(Excerpted records)

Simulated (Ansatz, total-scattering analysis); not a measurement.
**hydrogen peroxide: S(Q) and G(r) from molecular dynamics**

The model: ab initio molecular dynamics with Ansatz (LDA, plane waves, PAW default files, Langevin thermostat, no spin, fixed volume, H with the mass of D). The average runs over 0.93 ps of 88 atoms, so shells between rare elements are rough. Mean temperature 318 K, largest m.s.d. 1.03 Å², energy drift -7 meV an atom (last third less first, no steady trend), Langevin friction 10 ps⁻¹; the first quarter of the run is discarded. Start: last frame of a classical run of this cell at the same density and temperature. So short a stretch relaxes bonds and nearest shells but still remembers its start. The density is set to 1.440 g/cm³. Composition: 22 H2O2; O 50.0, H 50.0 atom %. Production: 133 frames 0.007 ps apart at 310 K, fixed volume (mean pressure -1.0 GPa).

(End Excerpted records)

Work order – The complete listing is to be repeated exactly.

Written answer –
Simulated (Ansatz, total-scattering analysis); not a measurement.
**hydrogen peroxide: S(Q) and G(r) from molecular dynamics**

The model: ab initio molecular dynamics with Ansatz (LDA, plane waves, PAW default files, Langevin thermostat, no spin, fixed volume, H with the mass of D). The average runs over 0.93 ps of 88 atoms, so shells between rare elements are rough. Mean temperature 318 K, largest m.s.d. 1.03 Å², energy drift -7 meV an atom (last third less first, no steady trend), Langevin friction 10 ps⁻¹; the first quarter of the run is discarded. Start: last frame of a classical run of this cell at the same density and temperature. So short a stretch relaxes bonds and nearest shells but still remembers its start. The density is set to 1.440 g/cm³. Composition: 22 H2O2; O 50.0, H 50.0 atom %. Production: 133 frames 0.007 ps apart at 310 K, fixed volume (mean pressure -1.0 GPa).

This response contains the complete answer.